[Opening INFORMATION PROVIDED section]
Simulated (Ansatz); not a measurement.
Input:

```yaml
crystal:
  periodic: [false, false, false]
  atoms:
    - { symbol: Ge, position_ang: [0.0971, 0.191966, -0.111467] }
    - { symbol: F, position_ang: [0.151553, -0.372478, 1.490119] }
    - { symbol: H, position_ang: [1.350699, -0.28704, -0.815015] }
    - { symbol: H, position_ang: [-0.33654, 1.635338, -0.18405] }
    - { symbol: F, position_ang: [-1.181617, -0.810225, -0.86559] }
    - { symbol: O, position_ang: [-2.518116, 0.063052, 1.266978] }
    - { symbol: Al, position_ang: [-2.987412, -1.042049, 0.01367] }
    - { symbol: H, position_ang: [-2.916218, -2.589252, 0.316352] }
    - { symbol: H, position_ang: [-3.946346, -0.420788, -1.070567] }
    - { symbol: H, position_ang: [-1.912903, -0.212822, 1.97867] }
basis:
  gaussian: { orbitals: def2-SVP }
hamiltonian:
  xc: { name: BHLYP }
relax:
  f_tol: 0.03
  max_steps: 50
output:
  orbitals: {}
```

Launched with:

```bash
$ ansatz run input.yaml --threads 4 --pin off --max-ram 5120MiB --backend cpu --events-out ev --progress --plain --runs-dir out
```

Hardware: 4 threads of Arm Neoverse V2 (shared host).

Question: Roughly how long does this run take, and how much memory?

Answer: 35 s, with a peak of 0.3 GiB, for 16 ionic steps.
[Closing INFORMATION PROVIDED section]

WORK ORDER
An exact copy of the lines above, from the one containing "Hardware: 4 threads" through the one containing "Question: Roughly how", is the whole of the answer.

EXERCISE OUTPUT
Hardware: 4 threads of Arm Neoverse V2 (shared host).

Question: Roughly how long does this run take, and how much memory?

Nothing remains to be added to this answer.